__________________________________________________
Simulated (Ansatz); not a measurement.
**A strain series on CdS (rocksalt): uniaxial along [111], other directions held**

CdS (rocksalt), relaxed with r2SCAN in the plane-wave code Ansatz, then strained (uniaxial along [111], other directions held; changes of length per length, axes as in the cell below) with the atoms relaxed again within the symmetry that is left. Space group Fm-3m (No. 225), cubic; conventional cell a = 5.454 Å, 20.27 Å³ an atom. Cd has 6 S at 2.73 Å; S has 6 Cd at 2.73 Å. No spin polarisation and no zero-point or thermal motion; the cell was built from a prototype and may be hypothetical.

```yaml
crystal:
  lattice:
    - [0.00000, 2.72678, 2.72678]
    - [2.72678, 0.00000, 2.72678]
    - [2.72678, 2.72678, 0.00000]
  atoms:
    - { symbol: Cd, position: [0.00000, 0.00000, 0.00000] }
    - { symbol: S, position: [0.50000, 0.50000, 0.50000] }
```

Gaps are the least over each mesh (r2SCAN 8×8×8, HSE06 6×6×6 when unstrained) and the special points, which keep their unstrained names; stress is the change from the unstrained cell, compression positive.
__________________________________________________

**Assignment**
Restate all of the material exactly.

**Problem solution**
Simulated (Ansatz); not a measurement.
**A strain series on CdS (rocksalt): uniaxial along [111], other directions held**

CdS (rocksalt), relaxed with r2SCAN in the plane-wave code Ansatz, then strained (uniaxial along [111], other directions held; changes of length per length, axes as in the cell below) with the atoms relaxed again within the symmetry that is left. Space group Fm-3m (No. 225), cubic; conventional cell a = 5.454 Å, 20.27 Å³ an atom. Cd has 6 S at 2.73 Å; S has 6 Cd at 2.73 Å. No spin polarisation and no zero-point or thermal motion; the cell was built from a prototype and may be hypothetical.

```yaml
crystal:
  lattice:
    - [0.00000, 2.72678, 2.72678]
    - [2.72678, 0.00000, 2.72678]
    - [2.72678, 2.72678, 0.00000]
  atoms:
    - { symbol: Cd, position: [0.00000, 0.00000, 0.00000] }
    - { symbol: S, position: [0.50000, 0.50000, 0.50000] }
```

Gaps are the least over each mesh (r2SCAN 8×8×8, HSE06 6×6×6 when unstrained) and the special points, which keep their unstrained names; stress is the change from the unstrained cell, compression positive.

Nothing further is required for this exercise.